#### [Activity]
From the records below, transcribe only the lines running from the one with "Bonds (- single, = double, #" through the one with "- magnetisability and related constants, B3LYP/pcSseg-1;". Keep both of those end lines.

#### [Recorded information]
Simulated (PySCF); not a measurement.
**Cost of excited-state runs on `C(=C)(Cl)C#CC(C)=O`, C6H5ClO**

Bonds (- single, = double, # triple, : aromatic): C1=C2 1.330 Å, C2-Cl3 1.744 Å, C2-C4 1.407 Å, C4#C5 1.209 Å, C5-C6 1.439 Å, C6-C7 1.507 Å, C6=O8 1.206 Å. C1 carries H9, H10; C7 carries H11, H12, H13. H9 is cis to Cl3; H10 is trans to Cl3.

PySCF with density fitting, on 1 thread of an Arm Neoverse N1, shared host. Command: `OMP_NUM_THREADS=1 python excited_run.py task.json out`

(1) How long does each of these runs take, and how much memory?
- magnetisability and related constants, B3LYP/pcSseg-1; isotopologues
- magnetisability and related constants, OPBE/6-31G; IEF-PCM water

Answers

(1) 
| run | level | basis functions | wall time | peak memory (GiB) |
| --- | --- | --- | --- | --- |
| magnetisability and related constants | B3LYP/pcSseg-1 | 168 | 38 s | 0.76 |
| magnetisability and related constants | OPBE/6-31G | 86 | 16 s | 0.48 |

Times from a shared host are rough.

#### [Response box]
Bonds (- single, = double, # triple, : aromatic): C1=C2 1.330 Å, C2-Cl3 1.744 Å, C2-C4 1.407 Å, C4#C5 1.209 Å, C5-C6 1.439 Å, C6-C7 1.507 Å, C6=O8 1.206 Å. C1 carries H9, H10; C7 carries H11, H12, H13. H9 is cis to Cl3; H10 is trans to Cl3.

PySCF with density fitting, on 1 thread of an Arm Neoverse N1, shared host. Command: `OMP_NUM_THREADS=1 python excited_run.py task.json out`

(1) How long does each of these runs take, and how much memory?
- magnetisability and related constants, B3LYP/pcSseg-1; isotopologues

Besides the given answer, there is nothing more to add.